• [Provided records]
=-=-=

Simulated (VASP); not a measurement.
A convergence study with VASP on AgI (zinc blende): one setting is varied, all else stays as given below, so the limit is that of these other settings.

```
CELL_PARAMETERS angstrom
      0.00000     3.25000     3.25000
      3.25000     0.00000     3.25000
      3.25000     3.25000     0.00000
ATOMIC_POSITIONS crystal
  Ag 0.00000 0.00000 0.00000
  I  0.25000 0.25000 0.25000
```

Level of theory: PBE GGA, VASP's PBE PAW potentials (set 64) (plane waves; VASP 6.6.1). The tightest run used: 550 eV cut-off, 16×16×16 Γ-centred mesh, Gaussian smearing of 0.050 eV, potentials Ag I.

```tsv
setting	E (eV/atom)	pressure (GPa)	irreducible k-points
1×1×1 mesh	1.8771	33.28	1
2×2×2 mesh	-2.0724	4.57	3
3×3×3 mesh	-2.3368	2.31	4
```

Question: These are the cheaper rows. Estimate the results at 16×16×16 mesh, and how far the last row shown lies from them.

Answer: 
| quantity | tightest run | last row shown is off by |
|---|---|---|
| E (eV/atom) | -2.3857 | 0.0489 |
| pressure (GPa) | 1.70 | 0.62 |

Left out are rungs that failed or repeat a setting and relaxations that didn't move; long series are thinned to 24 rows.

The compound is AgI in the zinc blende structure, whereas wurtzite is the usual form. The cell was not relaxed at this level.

=-=-=

• [Required action]
The answer must consist solely of the lines from the first line of the data to the line holding "Left out are", each given again exactly.

• [Your response]
Simulated (VASP); not a measurement.
A convergence study with VASP on AgI (zinc blende): one setting is varied, all else stays as given below, so the limit is that of these other settings.

```
CELL_PARAMETERS angstrom
      0.00000     3.25000     3.25000
      3.25000     0.00000     3.25000
      3.25000     3.25000     0.00000
ATOMIC_POSITIONS crystal
  Ag 0.00000 0.00000 0.00000
  I  0.25000 0.25000 0.25000
```

Level of theory: PBE GGA, VASP's PBE PAW potentials (set 64) (plane waves; VASP 6.6.1). The tightest run used: 550 eV cut-off, 16×16×16 Γ-centred mesh, Gaussian smearing of 0.050 eV, potentials Ag I.

```tsv
setting	E (eV/atom)	pressure (GPa)	irreducible k-points
1×1×1 mesh	1.8771	33.28	1
2×2×2 mesh	-2.0724	4.57	3
3×3×3 mesh	-2.3368	2.31	4
```

Question: These are the cheaper rows. Estimate the results at 16×16×16 mesh, and how far the last row shown lies from them.

Answer: 
| quantity | tightest run | last row shown is off by |
|---|---|---|
| E (eV/atom) | -2.3857 | 0.0489 |
| pressure (GPa) | 1.70 | 0.62 |

Left out are rungs that failed or repeat a setting and relaxations that didn't move; long series are thinned to 24 rows.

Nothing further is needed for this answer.